__Work instruction__.
Output the data below exactly.

__Listed records__.
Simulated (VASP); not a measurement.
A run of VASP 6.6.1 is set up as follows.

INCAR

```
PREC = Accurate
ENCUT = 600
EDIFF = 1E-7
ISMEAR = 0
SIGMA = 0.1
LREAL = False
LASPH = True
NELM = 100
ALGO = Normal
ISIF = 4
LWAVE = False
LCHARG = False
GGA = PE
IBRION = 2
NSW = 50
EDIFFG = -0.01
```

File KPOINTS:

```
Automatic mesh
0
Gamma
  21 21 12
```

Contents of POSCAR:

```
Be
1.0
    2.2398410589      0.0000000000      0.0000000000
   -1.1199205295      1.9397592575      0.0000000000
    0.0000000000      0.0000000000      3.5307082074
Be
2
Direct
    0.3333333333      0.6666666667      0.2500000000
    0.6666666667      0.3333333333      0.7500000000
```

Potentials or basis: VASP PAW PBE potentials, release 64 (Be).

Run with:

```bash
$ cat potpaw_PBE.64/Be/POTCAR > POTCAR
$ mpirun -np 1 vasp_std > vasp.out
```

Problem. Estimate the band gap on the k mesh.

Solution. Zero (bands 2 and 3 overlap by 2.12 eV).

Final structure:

__Answer box__.
Simulated (VASP); not a measurement.
A run of VASP 6.6.1 is set up as follows.

INCAR

```
PREC = Accurate
ENCUT = 600
EDIFF = 1E-7
ISMEAR = 0
SIGMA = 0.1
LREAL = False
LASPH = True
NELM = 100
ALGO = Normal
ISIF = 4
LWAVE = False
LCHARG = False
GGA = PE
IBRION = 2
NSW = 50
EDIFFG = -0.01
```

File KPOINTS:

```
Automatic mesh
0
Gamma
  21 21 12
```

Contents of POSCAR:

```
Be
1.0
    2.2398410589      0.0000000000      0.0000000000
   -1.1199205295      1.9397592575      0.0000000000
    0.0000000000      0.0000000000      3.5307082074
Be
2
Direct
    0.3333333333      0.6666666667      0.2500000000
    0.6666666667      0.3333333333      0.7500000000
```

Potentials or basis: VASP PAW PBE potentials, release 64 (Be).

Run with:

```bash
$ cat potpaw_PBE.64/Be/POTCAR > POTCAR
$ mpirun -np 1 vasp_std > vasp.out
```

Problem. Estimate the band gap on the k mesh.

Solution. Zero (bands 2 and 3 overlap by 2.12 eV).

Final structure:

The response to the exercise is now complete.